Content starts

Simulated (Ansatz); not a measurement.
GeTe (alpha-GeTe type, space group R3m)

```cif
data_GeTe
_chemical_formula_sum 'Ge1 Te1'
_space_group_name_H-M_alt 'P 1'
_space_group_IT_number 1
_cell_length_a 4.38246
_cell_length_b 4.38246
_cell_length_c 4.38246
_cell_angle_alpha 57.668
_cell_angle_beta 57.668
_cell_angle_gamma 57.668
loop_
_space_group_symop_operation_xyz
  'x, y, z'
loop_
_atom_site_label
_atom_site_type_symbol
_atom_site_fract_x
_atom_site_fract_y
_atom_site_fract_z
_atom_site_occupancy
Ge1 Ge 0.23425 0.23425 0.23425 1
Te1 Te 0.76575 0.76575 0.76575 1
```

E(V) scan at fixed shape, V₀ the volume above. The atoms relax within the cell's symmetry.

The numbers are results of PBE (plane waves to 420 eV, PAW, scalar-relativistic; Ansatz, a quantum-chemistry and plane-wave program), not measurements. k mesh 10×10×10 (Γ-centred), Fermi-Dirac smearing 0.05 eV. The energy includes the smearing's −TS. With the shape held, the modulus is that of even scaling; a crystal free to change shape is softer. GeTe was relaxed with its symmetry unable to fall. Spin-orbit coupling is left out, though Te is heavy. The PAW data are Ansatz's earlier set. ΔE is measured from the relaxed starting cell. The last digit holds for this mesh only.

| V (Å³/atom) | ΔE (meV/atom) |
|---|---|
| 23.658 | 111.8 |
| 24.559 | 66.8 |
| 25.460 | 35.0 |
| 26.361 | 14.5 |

Content ends

Reproduce the data verbatim, line for line.

Simulated (Ansatz); not a measurement.
GeTe (alpha-GeTe type, space group R3m)

```cif
data_GeTe
_chemical_formula_sum 'Ge1 Te1'
_space_group_name_H-M_alt 'P 1'
_space_group_IT_number 1
_cell_length_a 4.38246
_cell_length_b 4.38246
_cell_length_c 4.38246
_cell_angle_alpha 57.668
_cell_angle_beta 57.668
_cell_angle_gamma 57.668
loop_
_space_group_symop_operation_xyz
  'x, y, z'
loop_
_atom_site_label
_atom_site_type_symbol
_atom_site_fract_x
_atom_site_fract_y
_atom_site_fract_z
_atom_site_occupancy
Ge1 Ge 0.23425 0.23425 0.23425 1
Te1 Te 0.76575 0.76575 0.76575 1
```

E(V) scan at fixed shape, V₀ the volume above. The atoms relax within the cell's symmetry.

The numbers are results of PBE (plane waves to 420 eV, PAW, scalar-relativistic; Ansatz, a quantum-chemistry and plane-wave program), not measurements. k mesh 10×10×10 (Γ-centred), Fermi-Dirac smearing 0.05 eV. The energy includes the smearing's −TS. With the shape held, the modulus is that of even scaling; a crystal free to change shape is softer. GeTe was relaxed with its symmetry unable to fall. Spin-orbit coupling is left out, though Te is heavy. The PAW data are Ansatz's earlier set. ΔE is measured from the relaxed starting cell. The last digit holds for this mesh only.

| V (Å³/atom) | ΔE (meV/atom) |
|---|---|
| 23.658 | 111.8 |
| 24.559 | 66.8 |
| 25.460 | 35.0 |
| 26.361 | 14.5 |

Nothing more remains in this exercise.